## [EXERCISE]
Please print only the top portion of the entries below, ending with the line that contains "1 kg of water", exactly as written.

··········

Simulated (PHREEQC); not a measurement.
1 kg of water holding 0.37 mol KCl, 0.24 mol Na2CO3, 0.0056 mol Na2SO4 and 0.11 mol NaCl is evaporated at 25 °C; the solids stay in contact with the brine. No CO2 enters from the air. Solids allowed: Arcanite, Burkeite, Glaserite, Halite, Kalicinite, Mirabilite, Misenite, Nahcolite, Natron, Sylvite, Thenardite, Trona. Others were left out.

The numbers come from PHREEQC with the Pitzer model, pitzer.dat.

··········

## [EXPECTED ANSWER]
Simulated (PHREEQC); not a measurement.
1 kg of water holding 0.37 mol KCl, 0.24 mol Na2CO3, 0.0056 mol Na2SO4 and 0.11 mol NaCl is evaporated at 25 °C; the solids stay in contact with the brine. No CO2 enters from the air. Solids allowed: Arcanite, Burkeite, Glaserite, Halite, Kalicinite, Mirabilite, Misenite, Nahcolite, Natron, Sylvite, Thenardite, Trona. Others were left out.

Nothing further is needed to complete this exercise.